___ Available data ___

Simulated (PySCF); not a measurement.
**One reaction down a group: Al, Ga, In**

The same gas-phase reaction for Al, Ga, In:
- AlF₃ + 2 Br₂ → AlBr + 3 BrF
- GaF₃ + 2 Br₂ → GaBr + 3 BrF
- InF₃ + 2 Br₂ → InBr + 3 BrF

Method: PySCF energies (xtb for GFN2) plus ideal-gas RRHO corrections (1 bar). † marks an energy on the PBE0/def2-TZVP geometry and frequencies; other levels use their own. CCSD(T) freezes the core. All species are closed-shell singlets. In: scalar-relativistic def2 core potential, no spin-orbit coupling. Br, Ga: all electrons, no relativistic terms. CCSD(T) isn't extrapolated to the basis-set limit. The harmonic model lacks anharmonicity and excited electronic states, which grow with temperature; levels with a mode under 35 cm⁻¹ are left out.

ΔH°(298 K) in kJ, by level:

___

▸ **Required action**
An exact reproduction of all the entries above is required.

▸ **Your response**
Simulated (PySCF); not a measurement.
**One reaction down a group: Al, Ga, In**

The same gas-phase reaction for Al, Ga, In:
- AlF₃ + 2 Br₂ → AlBr + 3 BrF
- GaF₃ + 2 Br₂ → GaBr + 3 BrF
- InF₃ + 2 Br₂ → InBr + 3 BrF

Method: PySCF energies (xtb for GFN2) plus ideal-gas RRHO corrections (1 bar). † marks an energy on the PBE0/def2-TZVP geometry and frequencies; other levels use their own. CCSD(T) freezes the core. All species are closed-shell singlets. In: scalar-relativistic def2 core potential, no spin-orbit coupling. Br, Ga: all electrons, no relativistic terms. CCSD(T) isn't extrapolated to the basis-set limit. The harmonic model lacks anharmonicity and excited electronic states, which grow with temperature; levels with a mode under 35 cm⁻¹ are left out.

ΔH°(298 K) in kJ, by level:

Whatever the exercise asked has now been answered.